○ ○ ○ ○ ○
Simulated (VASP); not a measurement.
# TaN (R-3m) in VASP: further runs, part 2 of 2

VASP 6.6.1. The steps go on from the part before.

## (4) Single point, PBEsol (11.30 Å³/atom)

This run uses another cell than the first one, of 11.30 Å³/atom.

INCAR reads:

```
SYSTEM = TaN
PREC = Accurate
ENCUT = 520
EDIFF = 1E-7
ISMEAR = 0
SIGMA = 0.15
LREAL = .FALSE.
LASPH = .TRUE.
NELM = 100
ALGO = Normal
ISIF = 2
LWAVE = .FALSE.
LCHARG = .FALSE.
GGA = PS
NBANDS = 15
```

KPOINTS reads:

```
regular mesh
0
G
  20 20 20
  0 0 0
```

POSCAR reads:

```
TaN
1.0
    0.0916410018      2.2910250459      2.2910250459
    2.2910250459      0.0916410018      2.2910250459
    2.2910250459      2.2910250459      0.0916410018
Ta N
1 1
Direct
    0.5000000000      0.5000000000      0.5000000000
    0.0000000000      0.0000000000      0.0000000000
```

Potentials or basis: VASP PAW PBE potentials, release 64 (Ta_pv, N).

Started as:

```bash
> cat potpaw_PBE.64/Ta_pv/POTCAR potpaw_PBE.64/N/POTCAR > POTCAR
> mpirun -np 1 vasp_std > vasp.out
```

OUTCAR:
○ ○ ○ ○ ○

◆ **Required action**: Give an exact copy of all the material above.

◆ **Reply**:
Simulated (VASP); not a measurement.
# TaN (R-3m) in VASP: further runs, part 2 of 2

VASP 6.6.1. The steps go on from the part before.

## (4) Single point, PBEsol (11.30 Å³/atom)

This run uses another cell than the first one, of 11.30 Å³/atom.

INCAR reads:

```
SYSTEM = TaN
PREC = Accurate
ENCUT = 520
EDIFF = 1E-7
ISMEAR = 0
SIGMA = 0.15
LREAL = .FALSE.
LASPH = .TRUE.
NELM = 100
ALGO = Normal
ISIF = 2
LWAVE = .FALSE.
LCHARG = .FALSE.
GGA = PS
NBANDS = 15
```

KPOINTS reads:

```
regular mesh
0
G
  20 20 20
  0 0 0
```

POSCAR reads:

```
TaN
1.0
    0.0916410018      2.2910250459      2.2910250459
    2.2910250459      0.0916410018      2.2910250459
    2.2910250459      2.2910250459      0.0916410018
Ta N
1 1
Direct
    0.5000000000      0.5000000000      0.5000000000
    0.0000000000      0.0000000000      0.0000000000
```

Potentials or basis: VASP PAW PBE potentials, release 64 (Ta_pv, N).

Started as:

```bash
> cat potpaw_PBE.64/Ta_pv/POTCAR potpaw_PBE.64/N/POTCAR > POTCAR
> mpirun -np 1 vasp_std > vasp.out
```

OUTCAR:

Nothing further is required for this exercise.